WORK ITEM: Go from the first line below to the one with "Fig. 1. Density of states per atom" and print each line exactly.

RECORDED DATA:
■ ■ ■ ■ ■

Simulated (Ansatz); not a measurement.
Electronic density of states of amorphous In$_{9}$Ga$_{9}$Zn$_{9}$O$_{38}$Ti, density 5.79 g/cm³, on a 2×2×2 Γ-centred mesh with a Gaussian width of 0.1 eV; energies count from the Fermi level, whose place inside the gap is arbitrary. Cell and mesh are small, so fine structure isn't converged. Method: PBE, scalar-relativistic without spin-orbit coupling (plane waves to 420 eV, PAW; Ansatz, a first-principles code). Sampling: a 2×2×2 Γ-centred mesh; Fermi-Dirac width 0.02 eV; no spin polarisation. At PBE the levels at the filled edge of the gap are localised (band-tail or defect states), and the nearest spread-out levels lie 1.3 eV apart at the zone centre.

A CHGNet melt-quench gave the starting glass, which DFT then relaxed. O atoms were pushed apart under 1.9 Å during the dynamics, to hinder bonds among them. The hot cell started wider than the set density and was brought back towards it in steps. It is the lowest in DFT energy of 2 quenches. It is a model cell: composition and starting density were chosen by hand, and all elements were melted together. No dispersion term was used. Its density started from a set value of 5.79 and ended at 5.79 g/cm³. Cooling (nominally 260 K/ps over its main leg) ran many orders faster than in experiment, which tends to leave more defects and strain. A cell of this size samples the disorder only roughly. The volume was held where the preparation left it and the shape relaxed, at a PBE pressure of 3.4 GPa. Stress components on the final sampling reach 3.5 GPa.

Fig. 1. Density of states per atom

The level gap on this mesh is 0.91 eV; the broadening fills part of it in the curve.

■ ■ ■ ■ ■

WRITTEN REPLY:
Simulated (Ansatz); not a measurement.
Electronic density of states of amorphous In$_{9}$Ga$_{9}$Zn$_{9}$O$_{38}$Ti, density 5.79 g/cm³, on a 2×2×2 Γ-centred mesh with a Gaussian width of 0.1 eV; energies count from the Fermi level, whose place inside the gap is arbitrary. Cell and mesh are small, so fine structure isn't converged. Method: PBE, scalar-relativistic without spin-orbit coupling (plane waves to 420 eV, PAW; Ansatz, a first-principles code). Sampling: a 2×2×2 Γ-centred mesh; Fermi-Dirac width 0.02 eV; no spin polarisation. At PBE the levels at the filled edge of the gap are localised (band-tail or defect states), and the nearest spread-out levels lie 1.3 eV apart at the zone centre.

A CHGNet melt-quench gave the starting glass, which DFT then relaxed. O atoms were pushed apart under 1.9 Å during the dynamics, to hinder bonds among them. The hot cell started wider than the set density and was brought back towards it in steps. It is the lowest in DFT energy of 2 quenches. It is a model cell: composition and starting density were chosen by hand, and all elements were melted together. No dispersion term was used. Its density started from a set value of 5.79 and ended at 5.79 g/cm³. Cooling (nominally 260 K/ps over its main leg) ran many orders faster than in experiment, which tends to leave more defects and strain. A cell of this size samples the disorder only roughly. The volume was held where the preparation left it and the shape relaxed, at a PBE pressure of 3.4 GPa. Stress components on the final sampling reach 3.5 GPa.

Fig. 1. Density of states per atom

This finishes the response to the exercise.